WORK TASK: What you output should match the data below exactly.

DATA PROVIDED:
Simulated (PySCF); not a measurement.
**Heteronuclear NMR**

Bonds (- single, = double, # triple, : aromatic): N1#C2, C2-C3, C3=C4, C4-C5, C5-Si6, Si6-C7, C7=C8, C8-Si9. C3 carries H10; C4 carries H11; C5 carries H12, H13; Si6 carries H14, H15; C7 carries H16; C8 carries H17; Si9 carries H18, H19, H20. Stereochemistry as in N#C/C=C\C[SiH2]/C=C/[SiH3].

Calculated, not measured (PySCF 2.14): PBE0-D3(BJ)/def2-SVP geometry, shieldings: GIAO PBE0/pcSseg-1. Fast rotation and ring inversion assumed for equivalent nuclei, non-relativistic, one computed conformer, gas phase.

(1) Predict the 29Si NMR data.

EXPECTED ANSWER:
Simulated (PySCF); not a measurement.
**Heteronuclear NMR**

Bonds (- single, = double, # triple, : aromatic): N1#C2, C2-C3, C3=C4, C4-C5, C5-Si6, Si6-C7, C7=C8, C8-Si9. C3 carries H10; C4 carries H11; C5 carries H12, H13; Si6 carries H14, H15; C7 carries H16; C8 carries H17; Si9 carries H18, H19, H20. Stereochemistry as in N#C/C=C\C[SiH2]/C=C/[SiH3].

Calculated, not measured (PySCF 2.14): PBE0-D3(BJ)/def2-SVP geometry, shieldings: GIAO PBE0/pcSseg-1. Fast rotation and ring inversion assumed for equivalent nuclei, non-relativistic, one computed conformer, gas phase.

(1) Predict the 29Si NMR data.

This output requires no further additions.